- **Brief**:
Copy the records below verbatim, from the first line through the line containing "- 45.55, fugacity coefficient: 1.968e-5", inclusive, and output nothing else.

- **Exercise data**:
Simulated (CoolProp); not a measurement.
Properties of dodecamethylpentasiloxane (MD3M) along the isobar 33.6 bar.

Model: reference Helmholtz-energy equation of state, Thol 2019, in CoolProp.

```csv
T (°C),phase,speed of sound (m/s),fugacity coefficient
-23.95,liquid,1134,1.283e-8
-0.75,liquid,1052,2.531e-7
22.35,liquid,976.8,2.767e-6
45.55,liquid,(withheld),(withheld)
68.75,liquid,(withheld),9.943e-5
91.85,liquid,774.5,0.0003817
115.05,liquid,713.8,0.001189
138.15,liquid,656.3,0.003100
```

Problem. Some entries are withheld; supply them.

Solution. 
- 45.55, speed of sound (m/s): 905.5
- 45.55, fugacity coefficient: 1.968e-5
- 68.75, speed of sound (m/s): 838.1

- **Task output**:
Simulated (CoolProp); not a measurement.
Properties of dodecamethylpentasiloxane (MD3M) along the isobar 33.6 bar.

Model: reference Helmholtz-energy equation of state, Thol 2019, in CoolProp.

```csv
T (°C),phase,speed of sound (m/s),fugacity coefficient
-23.95,liquid,1134,1.283e-8
-0.75,liquid,1052,2.531e-7
22.35,liquid,976.8,2.767e-6
45.55,liquid,(withheld),(withheld)
68.75,liquid,(withheld),9.943e-5
91.85,liquid,774.5,0.0003817
115.05,liquid,713.8,0.001189
138.15,liquid,656.3,0.003100
```

Problem. Some entries are withheld; supply them.

Solution. 
- 45.55, speed of sound (m/s): 905.5
- 45.55, fugacity coefficient: 1.968e-5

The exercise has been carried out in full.